## Assignment:
Copy out the first line of the listing and every line after it, exactly, until you have copied the line containing "3.44 | 3.44 |".

=== Extracted data ===

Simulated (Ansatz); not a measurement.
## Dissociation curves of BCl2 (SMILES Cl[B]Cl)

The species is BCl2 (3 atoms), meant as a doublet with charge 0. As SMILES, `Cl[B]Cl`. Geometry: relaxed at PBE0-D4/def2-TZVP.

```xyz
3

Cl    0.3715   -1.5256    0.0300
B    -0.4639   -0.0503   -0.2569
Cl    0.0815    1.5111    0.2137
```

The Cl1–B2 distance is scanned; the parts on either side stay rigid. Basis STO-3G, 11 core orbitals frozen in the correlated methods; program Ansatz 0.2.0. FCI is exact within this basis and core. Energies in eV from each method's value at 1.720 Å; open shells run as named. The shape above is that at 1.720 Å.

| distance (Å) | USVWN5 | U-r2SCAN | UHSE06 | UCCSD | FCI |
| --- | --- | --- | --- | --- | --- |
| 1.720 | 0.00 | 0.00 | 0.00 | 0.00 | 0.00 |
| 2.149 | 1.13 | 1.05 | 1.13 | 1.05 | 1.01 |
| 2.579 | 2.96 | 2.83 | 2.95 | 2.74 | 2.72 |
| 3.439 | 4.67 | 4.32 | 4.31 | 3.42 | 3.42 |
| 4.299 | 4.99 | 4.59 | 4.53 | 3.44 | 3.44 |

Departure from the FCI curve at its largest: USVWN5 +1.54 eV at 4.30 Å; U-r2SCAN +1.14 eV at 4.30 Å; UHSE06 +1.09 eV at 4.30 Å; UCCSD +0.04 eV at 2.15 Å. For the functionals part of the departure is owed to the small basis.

===

## Written reply:
Simulated (Ansatz); not a measurement.
## Dissociation curves of BCl2 (SMILES Cl[B]Cl)

The species is BCl2 (3 atoms), meant as a doublet with charge 0. As SMILES, `Cl[B]Cl`. Geometry: relaxed at PBE0-D4/def2-TZVP.

```xyz
3

Cl    0.3715   -1.5256    0.0300
B    -0.4639   -0.0503   -0.2569
Cl    0.0815    1.5111    0.2137
```

The Cl1–B2 distance is scanned; the parts on either side stay rigid. Basis STO-3G, 11 core orbitals frozen in the correlated methods; program Ansatz 0.2.0. FCI is exact within this basis and core. Energies in eV from each method's value at 1.720 Å; open shells run as named. The shape above is that at 1.720 Å.

| distance (Å) | USVWN5 | U-r2SCAN | UHSE06 | UCCSD | FCI |
| --- | --- | --- | --- | --- | --- |
| 1.720 | 0.00 | 0.00 | 0.00 | 0.00 | 0.00 |
| 2.149 | 1.13 | 1.05 | 1.13 | 1.05 | 1.01 |
| 2.579 | 2.96 | 2.83 | 2.95 | 2.74 | 2.72 |
| 3.439 | 4.67 | 4.32 | 4.31 | 3.42 | 3.42 |
| 4.299 | 4.99 | 4.59 | 4.53 | 3.44 | 3.44 |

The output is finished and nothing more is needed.